### Dataset excerpts ###
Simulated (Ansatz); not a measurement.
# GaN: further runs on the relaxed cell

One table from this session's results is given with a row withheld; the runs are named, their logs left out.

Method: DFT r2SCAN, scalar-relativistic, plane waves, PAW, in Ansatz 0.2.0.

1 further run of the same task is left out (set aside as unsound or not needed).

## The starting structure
###

Repeat every record, keeping each word and mark exactly as it is.

## Reply:
Simulated (Ansatz); not a measurement.
# GaN: further runs on the relaxed cell

One table from this session's results is given with a row withheld; the runs are named, their logs left out.

Method: DFT r2SCAN, scalar-relativistic, plane waves, PAW, in Ansatz 0.2.0.

1 further run of the same task is left out (set aside as unsound or not needed).

## The starting structure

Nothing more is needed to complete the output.